--- Source material Enclosed Below ---
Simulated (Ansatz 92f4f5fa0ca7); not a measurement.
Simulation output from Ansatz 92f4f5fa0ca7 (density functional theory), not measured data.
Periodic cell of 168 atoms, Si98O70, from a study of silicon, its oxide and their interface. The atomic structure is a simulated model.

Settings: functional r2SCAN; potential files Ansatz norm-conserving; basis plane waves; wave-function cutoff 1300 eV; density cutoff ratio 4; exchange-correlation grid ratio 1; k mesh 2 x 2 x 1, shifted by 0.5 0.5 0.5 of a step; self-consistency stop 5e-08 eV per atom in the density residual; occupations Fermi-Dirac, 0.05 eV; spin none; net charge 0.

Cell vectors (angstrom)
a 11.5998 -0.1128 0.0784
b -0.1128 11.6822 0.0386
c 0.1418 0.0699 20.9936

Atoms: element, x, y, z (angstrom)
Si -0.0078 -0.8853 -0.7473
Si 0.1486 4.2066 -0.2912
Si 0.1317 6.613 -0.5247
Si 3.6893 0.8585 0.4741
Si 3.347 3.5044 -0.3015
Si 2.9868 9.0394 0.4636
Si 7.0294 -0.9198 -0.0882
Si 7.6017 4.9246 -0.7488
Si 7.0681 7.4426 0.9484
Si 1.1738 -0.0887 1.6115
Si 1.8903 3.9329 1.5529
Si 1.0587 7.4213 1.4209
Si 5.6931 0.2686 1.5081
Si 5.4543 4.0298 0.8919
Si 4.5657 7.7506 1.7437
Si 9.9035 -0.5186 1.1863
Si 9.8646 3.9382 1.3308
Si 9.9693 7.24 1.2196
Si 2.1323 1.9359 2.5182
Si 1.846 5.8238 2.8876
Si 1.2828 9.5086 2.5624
--- End of Enclosed Source material ---

Task item:
Only one stretch of the data above is needed. Restate it word for word, from the line containing "Si 1.0587 7.4213 1.4209" through the line containing "Si 1.846 5.8238 2.8876", both ends included.

Task answer:
Si 1.0587 7.4213 1.4209
Si 5.6931 0.2686 1.5081
Si 5.4543 4.0298 0.8919
Si 4.5657 7.7506 1.7437
Si 9.9035 -0.5186 1.1863
Si 9.8646 3.9382 1.3308
Si 9.9693 7.24 1.2196
Si 2.1323 1.9359 2.5182
Si 1.846 5.8238 2.8876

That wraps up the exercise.